• REQUIRED ACTION: Everything from the first line of the material below through the line containing "11 × 11 × 11 |" must be retyped exactly, and nothing past it.

• PROVIDED MATERIAL:
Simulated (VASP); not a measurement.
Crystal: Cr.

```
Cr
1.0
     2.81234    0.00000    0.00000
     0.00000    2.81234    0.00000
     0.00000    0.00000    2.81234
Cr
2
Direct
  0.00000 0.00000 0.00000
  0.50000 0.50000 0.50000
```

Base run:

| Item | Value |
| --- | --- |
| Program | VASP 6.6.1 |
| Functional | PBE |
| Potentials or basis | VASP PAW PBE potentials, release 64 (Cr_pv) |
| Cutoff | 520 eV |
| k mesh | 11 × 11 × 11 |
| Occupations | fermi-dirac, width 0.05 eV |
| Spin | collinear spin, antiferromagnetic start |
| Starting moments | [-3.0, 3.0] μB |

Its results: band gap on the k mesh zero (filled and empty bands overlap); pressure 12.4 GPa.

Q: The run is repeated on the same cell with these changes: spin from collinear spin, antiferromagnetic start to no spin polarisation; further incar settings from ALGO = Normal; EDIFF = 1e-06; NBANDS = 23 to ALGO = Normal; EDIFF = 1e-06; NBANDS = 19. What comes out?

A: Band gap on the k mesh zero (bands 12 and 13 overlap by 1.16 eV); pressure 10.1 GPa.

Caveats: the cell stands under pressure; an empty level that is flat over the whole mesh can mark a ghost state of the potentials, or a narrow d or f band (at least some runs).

• EXPECTED ANSWER:
Simulated (VASP); not a measurement.
Crystal: Cr.

```
Cr
1.0
     2.81234    0.00000    0.00000
     0.00000    2.81234    0.00000
     0.00000    0.00000    2.81234
Cr
2
Direct
  0.00000 0.00000 0.00000
  0.50000 0.50000 0.50000
```

Base run:

| Item | Value |
| --- | --- |
| Program | VASP 6.6.1 |
| Functional | PBE |
| Potentials or basis | VASP PAW PBE potentials, release 64 (Cr_pv) |
| Cutoff | 520 eV |
| k mesh | 11 × 11 × 11 |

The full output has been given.